▸ ASSIGNMENT: Copy the records exactly, every one of them.

▸ SUPPLIED MATERIAL:
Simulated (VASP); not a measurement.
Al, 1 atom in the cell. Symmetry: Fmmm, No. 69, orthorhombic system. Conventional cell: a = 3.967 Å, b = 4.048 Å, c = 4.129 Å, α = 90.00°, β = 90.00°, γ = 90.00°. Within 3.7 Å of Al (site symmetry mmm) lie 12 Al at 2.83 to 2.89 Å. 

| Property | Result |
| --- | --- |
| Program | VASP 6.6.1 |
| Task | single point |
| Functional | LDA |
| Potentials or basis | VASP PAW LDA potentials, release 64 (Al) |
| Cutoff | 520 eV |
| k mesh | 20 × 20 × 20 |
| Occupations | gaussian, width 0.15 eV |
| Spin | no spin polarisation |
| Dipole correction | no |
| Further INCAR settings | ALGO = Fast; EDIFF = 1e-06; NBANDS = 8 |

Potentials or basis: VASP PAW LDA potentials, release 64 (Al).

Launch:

▸ WORKED SOLUTION:
Simulated (VASP); not a measurement.
Al, 1 atom in the cell. Symmetry: Fmmm, No. 69, orthorhombic system. Conventional cell: a = 3.967 Å, b = 4.048 Å, c = 4.129 Å, α = 90.00°, β = 90.00°, γ = 90.00°. Within 3.7 Å of Al (site symmetry mmm) lie 12 Al at 2.83 to 2.89 Å. 

| Property | Result |
| --- | --- |
| Program | VASP 6.6.1 |
| Task | single point |
| Functional | LDA |
| Potentials or basis | VASP PAW LDA potentials, release 64 (Al) |
| Cutoff | 520 eV |
| k mesh | 20 × 20 × 20 |
| Occupations | gaussian, width 0.15 eV |
| Spin | no spin polarisation |
| Dipole correction | no |
| Further INCAR settings | ALGO = Fast; EDIFF = 1e-06; NBANDS = 8 |

Potentials or basis: VASP PAW LDA potentials, release 64 (Al).

Launch:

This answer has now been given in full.